^^^^^^^^
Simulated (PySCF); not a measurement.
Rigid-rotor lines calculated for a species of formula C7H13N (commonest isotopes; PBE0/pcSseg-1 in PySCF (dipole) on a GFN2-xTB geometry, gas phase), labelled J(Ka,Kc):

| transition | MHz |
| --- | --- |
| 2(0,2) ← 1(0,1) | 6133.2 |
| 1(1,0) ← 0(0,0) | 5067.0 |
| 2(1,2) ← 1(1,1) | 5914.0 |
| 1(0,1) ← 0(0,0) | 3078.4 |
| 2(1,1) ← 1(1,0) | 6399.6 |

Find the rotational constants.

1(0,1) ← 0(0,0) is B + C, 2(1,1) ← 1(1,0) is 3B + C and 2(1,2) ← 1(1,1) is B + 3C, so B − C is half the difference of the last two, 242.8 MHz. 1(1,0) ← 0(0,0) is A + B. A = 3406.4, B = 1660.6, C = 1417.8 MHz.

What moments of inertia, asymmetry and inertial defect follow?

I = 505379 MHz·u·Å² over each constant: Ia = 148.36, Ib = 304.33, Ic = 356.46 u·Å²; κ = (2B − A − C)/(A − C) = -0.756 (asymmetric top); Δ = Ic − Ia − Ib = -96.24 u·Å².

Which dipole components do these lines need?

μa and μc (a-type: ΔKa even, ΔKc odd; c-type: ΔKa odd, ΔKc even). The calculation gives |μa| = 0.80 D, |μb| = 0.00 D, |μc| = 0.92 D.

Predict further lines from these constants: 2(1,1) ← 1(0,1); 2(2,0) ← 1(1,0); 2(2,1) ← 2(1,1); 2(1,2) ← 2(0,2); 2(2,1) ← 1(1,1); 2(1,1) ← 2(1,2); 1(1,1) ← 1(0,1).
^^^^^^^^

• _Work task_:
Retype every line of the data above exactly.

• _Exercise output_:
Simulated (PySCF); not a measurement.
Rigid-rotor lines calculated for a species of formula C7H13N (commonest isotopes; PBE0/pcSseg-1 in PySCF (dipole) on a GFN2-xTB geometry, gas phase), labelled J(Ka,Kc):

| transition | MHz |
| --- | --- |
| 2(0,2) ← 1(0,1) | 6133.2 |
| 1(1,0) ← 0(0,0) | 5067.0 |
| 2(1,2) ← 1(1,1) | 5914.0 |
| 1(0,1) ← 0(0,0) | 3078.4 |
| 2(1,1) ← 1(1,0) | 6399.6 |

Find the rotational constants.

1(0,1) ← 0(0,0) is B + C, 2(1,1) ← 1(1,0) is 3B + C and 2(1,2) ← 1(1,1) is B + 3C, so B − C is half the difference of the last two, 242.8 MHz. 1(1,0) ← 0(0,0) is A + B. A = 3406.4, B = 1660.6, C = 1417.8 MHz.

What moments of inertia, asymmetry and inertial defect follow?

I = 505379 MHz·u·Å² over each constant: Ia = 148.36, Ib = 304.33, Ic = 356.46 u·Å²; κ = (2B − A − C)/(A − C) = -0.756 (asymmetric top); Δ = Ic − Ia − Ib = -96.24 u·Å².

Which dipole components do these lines need?

μa and μc (a-type: ΔKa even, ΔKc odd; c-type: ΔKa odd, ΔKc even). The calculation gives |μa| = 0.80 D, |μb| = 0.00 D, |μc| = 0.92 D.

Predict further lines from these constants: 2(1,1) ← 1(0,1); 2(2,0) ← 1(1,0); 2(2,1) ← 2(1,1); 2(1,2) ← 2(0,2); 2(2,1) ← 1(1,1); 2(1,1) ← 2(1,2); 1(1,1) ← 1(0,1).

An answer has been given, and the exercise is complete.